Information below:

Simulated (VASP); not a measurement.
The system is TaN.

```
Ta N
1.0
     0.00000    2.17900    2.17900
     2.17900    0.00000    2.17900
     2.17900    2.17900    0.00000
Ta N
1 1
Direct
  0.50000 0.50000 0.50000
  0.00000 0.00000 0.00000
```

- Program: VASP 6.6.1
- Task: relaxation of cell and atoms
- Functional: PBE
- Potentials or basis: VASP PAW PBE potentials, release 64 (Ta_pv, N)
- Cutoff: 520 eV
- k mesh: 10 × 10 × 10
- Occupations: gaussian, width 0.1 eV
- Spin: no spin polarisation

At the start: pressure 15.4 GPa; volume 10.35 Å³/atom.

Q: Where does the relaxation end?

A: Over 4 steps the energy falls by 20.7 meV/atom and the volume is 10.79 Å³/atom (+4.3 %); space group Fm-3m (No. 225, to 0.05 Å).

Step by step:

End of Information.

Work order
All of the entries above must be quoted exactly.

Written response
Simulated (VASP); not a measurement.
The system is TaN.

```
Ta N
1.0
     0.00000    2.17900    2.17900
     2.17900    0.00000    2.17900
     2.17900    2.17900    0.00000
Ta N
1 1
Direct
  0.50000 0.50000 0.50000
  0.00000 0.00000 0.00000
```

- Program: VASP 6.6.1
- Task: relaxation of cell and atoms
- Functional: PBE
- Potentials or basis: VASP PAW PBE potentials, release 64 (Ta_pv, N)
- Cutoff: 520 eV
- k mesh: 10 × 10 × 10
- Occupations: gaussian, width 0.1 eV
- Spin: no spin polarisation

At the start: pressure 15.4 GPa; volume 10.35 Å³/atom.

Q: Where does the relaxation end?

A: Over 4 steps the energy falls by 20.7 meV/atom and the volume is 10.79 Å³/atom (+4.3 %); space group Fm-3m (No. 225, to 0.05 Å).

Step by step:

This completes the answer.